__EXERCISE__:
Transcribe the entire listing faithfully; every line must match the original.

__DATA EXTRACTS__:
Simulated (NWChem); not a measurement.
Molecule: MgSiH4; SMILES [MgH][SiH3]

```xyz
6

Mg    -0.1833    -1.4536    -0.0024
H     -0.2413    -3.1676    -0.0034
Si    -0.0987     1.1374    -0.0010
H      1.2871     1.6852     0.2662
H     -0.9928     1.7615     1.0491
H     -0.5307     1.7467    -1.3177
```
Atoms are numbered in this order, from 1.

__WRITTEN SOLUTION__:
Simulated (NWChem); not a measurement.
Molecule: MgSiH4; SMILES [MgH][SiH3]

```xyz
6

Mg    -0.1833    -1.4536    -0.0024
H     -0.2413    -3.1676    -0.0034
Si    -0.0987     1.1374    -0.0010
H      1.2871     1.6852     0.2662
H     -0.9928     1.7615     1.0491
H     -0.5307     1.7467    -1.3177
```
Atoms are numbered in this order, from 1.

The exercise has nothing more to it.